Brief:
Restrict the output to the lines below starting at the one that contains "0.663 | 1.22e-14 |" and ending at the one that contains "1.332 | 1.23e-14 |", and restate them word for word, both ends included.

Extracted entries:
..............................
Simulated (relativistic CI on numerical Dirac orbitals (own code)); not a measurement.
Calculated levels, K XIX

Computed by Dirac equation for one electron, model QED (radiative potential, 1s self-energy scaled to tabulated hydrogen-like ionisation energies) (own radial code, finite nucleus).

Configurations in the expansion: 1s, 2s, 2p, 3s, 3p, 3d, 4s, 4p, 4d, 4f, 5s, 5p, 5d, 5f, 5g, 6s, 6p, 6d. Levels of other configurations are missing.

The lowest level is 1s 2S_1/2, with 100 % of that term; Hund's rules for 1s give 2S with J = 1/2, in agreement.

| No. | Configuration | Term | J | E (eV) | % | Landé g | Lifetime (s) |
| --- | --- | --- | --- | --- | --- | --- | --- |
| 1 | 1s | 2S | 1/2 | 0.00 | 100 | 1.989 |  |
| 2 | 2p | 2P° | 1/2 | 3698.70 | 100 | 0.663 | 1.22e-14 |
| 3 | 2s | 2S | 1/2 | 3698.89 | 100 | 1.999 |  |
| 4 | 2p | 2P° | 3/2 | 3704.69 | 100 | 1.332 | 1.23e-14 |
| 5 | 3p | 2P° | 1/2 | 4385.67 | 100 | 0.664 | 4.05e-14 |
..............................

Exercise solution:
| 2 | 2p | 2P° | 1/2 | 3698.70 | 100 | 0.663 | 1.22e-14 |
| 3 | 2s | 2S | 1/2 | 3698.89 | 100 | 1.999 |  |
| 4 | 2p | 2P° | 3/2 | 3704.69 | 100 | 1.332 | 1.23e-14 |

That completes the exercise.